**ACTION ITEM**
Could you restate word for word every line of the records below, from the first one to the one holding "Answer: D, uniaxial"?

**GIVEN INFORMATION**
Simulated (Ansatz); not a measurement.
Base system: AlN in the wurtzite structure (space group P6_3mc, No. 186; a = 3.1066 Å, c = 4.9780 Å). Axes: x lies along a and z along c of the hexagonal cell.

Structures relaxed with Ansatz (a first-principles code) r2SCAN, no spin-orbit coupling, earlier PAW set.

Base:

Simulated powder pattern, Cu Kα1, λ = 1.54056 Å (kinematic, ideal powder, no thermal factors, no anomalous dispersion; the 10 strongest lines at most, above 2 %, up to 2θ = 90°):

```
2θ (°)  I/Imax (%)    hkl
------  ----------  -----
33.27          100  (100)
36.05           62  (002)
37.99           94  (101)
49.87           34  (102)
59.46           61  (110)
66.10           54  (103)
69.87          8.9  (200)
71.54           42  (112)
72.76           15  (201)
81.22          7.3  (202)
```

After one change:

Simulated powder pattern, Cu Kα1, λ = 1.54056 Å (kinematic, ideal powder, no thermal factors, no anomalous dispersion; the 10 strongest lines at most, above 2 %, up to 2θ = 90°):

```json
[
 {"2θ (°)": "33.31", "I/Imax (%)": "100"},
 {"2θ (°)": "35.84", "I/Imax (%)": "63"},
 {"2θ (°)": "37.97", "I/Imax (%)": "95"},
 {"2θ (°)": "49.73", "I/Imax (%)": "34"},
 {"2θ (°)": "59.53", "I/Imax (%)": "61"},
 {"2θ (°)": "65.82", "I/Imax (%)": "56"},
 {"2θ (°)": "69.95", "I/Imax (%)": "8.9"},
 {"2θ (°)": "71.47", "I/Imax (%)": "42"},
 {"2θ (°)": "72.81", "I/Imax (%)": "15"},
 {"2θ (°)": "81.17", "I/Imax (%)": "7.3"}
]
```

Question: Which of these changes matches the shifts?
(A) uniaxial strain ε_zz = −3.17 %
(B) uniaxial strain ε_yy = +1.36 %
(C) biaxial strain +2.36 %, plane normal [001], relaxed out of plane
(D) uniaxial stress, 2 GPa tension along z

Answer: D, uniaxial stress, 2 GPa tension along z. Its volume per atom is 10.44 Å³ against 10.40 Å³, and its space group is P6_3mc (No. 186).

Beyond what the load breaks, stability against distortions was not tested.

**WORKED SOLUTION**
Simulated (Ansatz); not a measurement.
Base system: AlN in the wurtzite structure (space group P6_3mc, No. 186; a = 3.1066 Å, c = 4.9780 Å). Axes: x lies along a and z along c of the hexagonal cell.

Structures relaxed with Ansatz (a first-principles code) r2SCAN, no spin-orbit coupling, earlier PAW set.

Base:

Simulated powder pattern, Cu Kα1, λ = 1.54056 Å (kinematic, ideal powder, no thermal factors, no anomalous dispersion; the 10 strongest lines at most, above 2 %, up to 2θ = 90°):

```
2θ (°)  I/Imax (%)    hkl
------  ----------  -----
33.27          100  (100)
36.05           62  (002)
37.99           94  (101)
49.87           34  (102)
59.46           61  (110)
66.10           54  (103)
69.87          8.9  (200)
71.54           42  (112)
72.76           15  (201)
81.22          7.3  (202)
```

After one change:

Simulated powder pattern, Cu Kα1, λ = 1.54056 Å (kinematic, ideal powder, no thermal factors, no anomalous dispersion; the 10 strongest lines at most, above 2 %, up to 2θ = 90°):

```json
[
 {"2θ (°)": "33.31", "I/Imax (%)": "100"},
 {"2θ (°)": "35.84", "I/Imax (%)": "63"},
 {"2θ (°)": "37.97", "I/Imax (%)": "95"},
 {"2θ (°)": "49.73", "I/Imax (%)": "34"},
 {"2θ (°)": "59.53", "I/Imax (%)": "61"},
 {"2θ (°)": "65.82", "I/Imax (%)": "56"},
 {"2θ (°)": "69.95", "I/Imax (%)": "8.9"},
 {"2θ (°)": "71.47", "I/Imax (%)": "42"},
 {"2θ (°)": "72.81", "I/Imax (%)": "15"},
 {"2θ (°)": "81.17", "I/Imax (%)": "7.3"}
]
```

Question: Which of these changes matches the shifts?
(A) uniaxial strain ε_zz = −3.17 %
(B) uniaxial strain ε_yy = +1.36 %
(C) biaxial strain +2.36 %, plane normal [001], relaxed out of plane
(D) uniaxial stress, 2 GPa tension along z

Answer: D, uniaxial stress, 2 GPa tension along z. Its volume per atom is 10.44 Å³ against 10.40 Å³, and its space group is P6_3mc (No. 186).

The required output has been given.